▽

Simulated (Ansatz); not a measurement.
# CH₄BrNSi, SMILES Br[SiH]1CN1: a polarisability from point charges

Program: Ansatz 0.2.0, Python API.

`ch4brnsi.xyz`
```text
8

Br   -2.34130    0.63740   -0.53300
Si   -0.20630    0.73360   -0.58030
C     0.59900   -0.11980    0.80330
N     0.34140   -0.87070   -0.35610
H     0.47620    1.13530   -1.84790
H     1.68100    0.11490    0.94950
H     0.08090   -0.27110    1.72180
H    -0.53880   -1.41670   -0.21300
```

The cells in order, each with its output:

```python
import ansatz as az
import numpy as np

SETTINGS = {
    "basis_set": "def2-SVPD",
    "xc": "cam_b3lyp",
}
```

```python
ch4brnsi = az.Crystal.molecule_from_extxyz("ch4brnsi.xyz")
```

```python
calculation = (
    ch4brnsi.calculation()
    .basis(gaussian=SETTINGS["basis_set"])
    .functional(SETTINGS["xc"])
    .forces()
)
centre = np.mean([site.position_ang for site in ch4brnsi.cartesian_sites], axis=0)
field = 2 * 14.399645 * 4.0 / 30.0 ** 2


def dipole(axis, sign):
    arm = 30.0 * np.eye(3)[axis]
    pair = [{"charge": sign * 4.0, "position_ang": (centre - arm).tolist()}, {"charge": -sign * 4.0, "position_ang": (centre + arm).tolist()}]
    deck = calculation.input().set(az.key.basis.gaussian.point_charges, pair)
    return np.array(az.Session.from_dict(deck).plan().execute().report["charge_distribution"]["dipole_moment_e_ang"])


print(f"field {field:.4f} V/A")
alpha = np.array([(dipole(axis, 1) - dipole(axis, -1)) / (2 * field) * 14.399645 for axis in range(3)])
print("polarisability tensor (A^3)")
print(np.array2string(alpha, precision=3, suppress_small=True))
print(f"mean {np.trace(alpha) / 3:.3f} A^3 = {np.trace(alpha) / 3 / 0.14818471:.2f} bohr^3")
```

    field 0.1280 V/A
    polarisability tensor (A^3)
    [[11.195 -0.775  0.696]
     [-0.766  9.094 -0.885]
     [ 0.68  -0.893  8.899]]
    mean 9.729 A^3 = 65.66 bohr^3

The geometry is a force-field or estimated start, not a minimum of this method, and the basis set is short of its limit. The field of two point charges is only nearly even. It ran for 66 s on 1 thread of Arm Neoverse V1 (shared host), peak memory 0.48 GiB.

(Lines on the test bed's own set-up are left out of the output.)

△

## Work item
The first line of the entries above marks where to begin; repeat each line exactly through the one that contains "mean 9.729 A^3 = 65.66 bohr^3", and include that line.

## Your solution
Simulated (Ansatz); not a measurement.
# CH₄BrNSi, SMILES Br[SiH]1CN1: a polarisability from point charges

Program: Ansatz 0.2.0, Python API.

`ch4brnsi.xyz`
```text
8

Br   -2.34130    0.63740   -0.53300
Si   -0.20630    0.73360   -0.58030
C     0.59900   -0.11980    0.80330
N     0.34140   -0.87070   -0.35610
H     0.47620    1.13530   -1.84790
H     1.68100    0.11490    0.94950
H     0.08090   -0.27110    1.72180
H    -0.53880   -1.41670   -0.21300
```

The cells in order, each with its output:

```python
import ansatz as az
import numpy as np

SETTINGS = {
    "basis_set": "def2-SVPD",
    "xc": "cam_b3lyp",
}
```

```python
ch4brnsi = az.Crystal.molecule_from_extxyz("ch4brnsi.xyz")
```

```python
calculation = (
    ch4brnsi.calculation()
    .basis(gaussian=SETTINGS["basis_set"])
    .functional(SETTINGS["xc"])
    .forces()
)
centre = np.mean([site.position_ang for site in ch4brnsi.cartesian_sites], axis=0)
field = 2 * 14.399645 * 4.0 / 30.0 ** 2


def dipole(axis, sign):
    arm = 30.0 * np.eye(3)[axis]
    pair = [{"charge": sign * 4.0, "position_ang": (centre - arm).tolist()}, {"charge": -sign * 4.0, "position_ang": (centre + arm).tolist()}]
    deck = calculation.input().set(az.key.basis.gaussian.point_charges, pair)
    return np.array(az.Session.from_dict(deck).plan().execute().report["charge_distribution"]["dipole_moment_e_ang"])


print(f"field {field:.4f} V/A")
alpha = np.array([(dipole(axis, 1) - dipole(axis, -1)) / (2 * field) * 14.399645 for axis in range(3)])
print("polarisability tensor (A^3)")
print(np.array2string(alpha, precision=3, suppress_small=True))
print(f"mean {np.trace(alpha) / 3:.3f} A^3 = {np.trace(alpha) / 3 / 0.14818471:.2f} bohr^3")
```

    field 0.1280 V/A
    polarisability tensor (A^3)
    [[11.195 -0.775  0.696]
     [-0.766  9.094 -0.885]
     [ 0.68  -0.893  8.899]]
    mean 9.729 A^3 = 65.66 bohr^3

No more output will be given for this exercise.